| Data |
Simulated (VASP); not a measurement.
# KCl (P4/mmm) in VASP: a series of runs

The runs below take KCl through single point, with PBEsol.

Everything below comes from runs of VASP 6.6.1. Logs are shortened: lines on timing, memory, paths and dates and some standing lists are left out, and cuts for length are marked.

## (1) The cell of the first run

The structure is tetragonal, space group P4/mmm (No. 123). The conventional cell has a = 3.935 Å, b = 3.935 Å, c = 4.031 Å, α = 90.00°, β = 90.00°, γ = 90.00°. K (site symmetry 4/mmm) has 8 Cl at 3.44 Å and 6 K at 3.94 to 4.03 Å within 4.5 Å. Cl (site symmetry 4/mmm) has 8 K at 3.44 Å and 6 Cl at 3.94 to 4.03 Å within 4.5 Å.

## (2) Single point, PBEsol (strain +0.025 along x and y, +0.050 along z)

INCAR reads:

| Work task |
Your task is to retype the complete material exactly as it was given.

| Exercise output |
Simulated (VASP); not a measurement.
# KCl (P4/mmm) in VASP: a series of runs

The runs below take KCl through single point, with PBEsol.

Everything below comes from runs of VASP 6.6.1. Logs are shortened: lines on timing, memory, paths and dates and some standing lists are left out, and cuts for length are marked.

## (1) The cell of the first run

The structure is tetragonal, space group P4/mmm (No. 123). The conventional cell has a = 3.935 Å, b = 3.935 Å, c = 4.031 Å, α = 90.00°, β = 90.00°, γ = 90.00°. K (site symmetry 4/mmm) has 8 Cl at 3.44 Å and 6 K at 3.94 to 4.03 Å within 4.5 Å. Cl (site symmetry 4/mmm) has 8 K at 3.44 Å and 6 Cl at 3.94 to 4.03 Å within 4.5 Å.

## (2) Single point, PBEsol (strain +0.025 along x and y, +0.050 along z)

INCAR reads:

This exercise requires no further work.